------
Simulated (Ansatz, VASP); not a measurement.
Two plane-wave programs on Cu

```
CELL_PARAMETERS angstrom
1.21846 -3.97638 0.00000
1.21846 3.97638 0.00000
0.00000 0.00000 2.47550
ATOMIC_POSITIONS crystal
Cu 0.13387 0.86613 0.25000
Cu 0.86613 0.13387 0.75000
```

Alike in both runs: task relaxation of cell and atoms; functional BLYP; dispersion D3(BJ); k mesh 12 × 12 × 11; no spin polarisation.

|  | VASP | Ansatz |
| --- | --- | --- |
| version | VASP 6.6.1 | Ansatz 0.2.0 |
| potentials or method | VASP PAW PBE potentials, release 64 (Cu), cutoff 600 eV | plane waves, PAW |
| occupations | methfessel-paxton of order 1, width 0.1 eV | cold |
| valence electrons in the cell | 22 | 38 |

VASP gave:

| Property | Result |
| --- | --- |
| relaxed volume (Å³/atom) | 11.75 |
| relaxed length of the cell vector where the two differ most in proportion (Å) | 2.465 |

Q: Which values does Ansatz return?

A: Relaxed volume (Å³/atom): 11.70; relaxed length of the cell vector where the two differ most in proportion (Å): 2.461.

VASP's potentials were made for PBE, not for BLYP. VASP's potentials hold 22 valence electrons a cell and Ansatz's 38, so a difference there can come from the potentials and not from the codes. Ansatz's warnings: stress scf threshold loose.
------

* [Work item] Restate the material word for word.

* [Result]
Simulated (Ansatz, VASP); not a measurement.
Two plane-wave programs on Cu

```
CELL_PARAMETERS angstrom
1.21846 -3.97638 0.00000
1.21846 3.97638 0.00000
0.00000 0.00000 2.47550
ATOMIC_POSITIONS crystal
Cu 0.13387 0.86613 0.25000
Cu 0.86613 0.13387 0.75000
```

Alike in both runs: task relaxation of cell and atoms; functional BLYP; dispersion D3(BJ); k mesh 12 × 12 × 11; no spin polarisation.

|  | VASP | Ansatz |
| --- | --- | --- |
| version | VASP 6.6.1 | Ansatz 0.2.0 |
| potentials or method | VASP PAW PBE potentials, release 64 (Cu), cutoff 600 eV | plane waves, PAW |
| occupations | methfessel-paxton of order 1, width 0.1 eV | cold |
| valence electrons in the cell | 22 | 38 |

VASP gave:

| Property | Result |
| --- | --- |
| relaxed volume (Å³/atom) | 11.75 |
| relaxed length of the cell vector where the two differ most in proportion (Å) | 2.465 |

Q: Which values does Ansatz return?

A: Relaxed volume (Å³/atom): 11.70; relaxed length of the cell vector where the two differ most in proportion (Å): 2.461.

VASP's potentials were made for PBE, not for BLYP. VASP's potentials hold 22 valence electrons a cell and Ansatz's 38, so a difference there can come from the potentials and not from the codes. Ansatz's warnings: stress scf threshold loose.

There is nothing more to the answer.